[DATASET CONTENT — start]
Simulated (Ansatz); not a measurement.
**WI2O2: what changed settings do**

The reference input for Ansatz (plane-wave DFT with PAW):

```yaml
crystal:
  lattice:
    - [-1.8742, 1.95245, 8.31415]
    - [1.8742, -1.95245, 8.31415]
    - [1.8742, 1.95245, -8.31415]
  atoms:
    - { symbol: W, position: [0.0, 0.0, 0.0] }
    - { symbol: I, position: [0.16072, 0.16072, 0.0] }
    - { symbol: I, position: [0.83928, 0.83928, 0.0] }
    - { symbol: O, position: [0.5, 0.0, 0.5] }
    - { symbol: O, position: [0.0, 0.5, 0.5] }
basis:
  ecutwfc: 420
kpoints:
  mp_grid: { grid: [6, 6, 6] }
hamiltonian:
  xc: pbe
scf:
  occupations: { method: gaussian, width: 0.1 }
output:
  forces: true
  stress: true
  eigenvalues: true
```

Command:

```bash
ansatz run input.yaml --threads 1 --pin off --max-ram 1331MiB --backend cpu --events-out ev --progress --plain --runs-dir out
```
[DATASET CONTENT — finish]

EXERCISE: Reproduce, word for word, all of the entries above.

WRITTEN RESPONSE:
Simulated (Ansatz); not a measurement.
**WI2O2: what changed settings do**

The reference input for Ansatz (plane-wave DFT with PAW):

```yaml
crystal:
  lattice:
    - [-1.8742, 1.95245, 8.31415]
    - [1.8742, -1.95245, 8.31415]
    - [1.8742, 1.95245, -8.31415]
  atoms:
    - { symbol: W, position: [0.0, 0.0, 0.0] }
    - { symbol: I, position: [0.16072, 0.16072, 0.0] }
    - { symbol: I, position: [0.83928, 0.83928, 0.0] }
    - { symbol: O, position: [0.5, 0.0, 0.5] }
    - { symbol: O, position: [0.0, 0.5, 0.5] }
basis:
  ecutwfc: 420
kpoints:
  mp_grid: { grid: [6, 6, 6] }
hamiltonian:
  xc: pbe
scf:
  occupations: { method: gaussian, width: 0.1 }
output:
  forces: true
  stress: true
  eigenvalues: true
```

Command:

```bash
ansatz run input.yaml --threads 1 --pin off --max-ram 1331MiB --backend cpu --events-out ev --progress --plain --runs-dir out
```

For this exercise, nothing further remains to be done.